Brief:
From the first line onward, reproduce the records exactly; the final line to include is the one holding "Geometry optimisation, Ansatz".

Records supplied:
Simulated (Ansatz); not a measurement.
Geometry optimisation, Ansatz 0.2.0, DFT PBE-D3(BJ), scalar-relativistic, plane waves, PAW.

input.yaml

Exercise result:
Simulated (Ansatz); not a measurement.
Geometry optimisation, Ansatz 0.2.0, DFT PBE-D3(BJ), scalar-relativistic, plane waves, PAW.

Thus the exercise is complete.